## [WORK TASK]
For the material that follows, return exactly the lines from the one with "state. SMILES: C/C=C\C#N" through the one with "Geometry: optimised at", both ends included.

═══ RECORDS SHOWN ═══

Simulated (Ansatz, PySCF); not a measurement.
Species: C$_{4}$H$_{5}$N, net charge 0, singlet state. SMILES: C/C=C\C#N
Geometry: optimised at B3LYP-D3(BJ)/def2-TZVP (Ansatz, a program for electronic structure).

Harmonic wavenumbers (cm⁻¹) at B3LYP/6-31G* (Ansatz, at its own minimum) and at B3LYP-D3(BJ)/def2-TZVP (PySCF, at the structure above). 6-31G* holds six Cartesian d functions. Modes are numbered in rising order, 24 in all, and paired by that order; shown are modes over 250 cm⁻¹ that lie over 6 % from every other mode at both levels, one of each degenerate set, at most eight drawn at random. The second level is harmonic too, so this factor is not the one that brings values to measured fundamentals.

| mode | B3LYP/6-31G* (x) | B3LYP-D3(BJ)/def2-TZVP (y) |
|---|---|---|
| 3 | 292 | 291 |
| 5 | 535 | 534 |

═══

## [EXPECTED ANSWER]
Species: C$_{4}$H$_{5}$N, net charge 0, singlet state. SMILES: C/C=C\C#N
Geometry: optimised at B3LYP-D3(BJ)/def2-TZVP (Ansatz, a program for electronic structure).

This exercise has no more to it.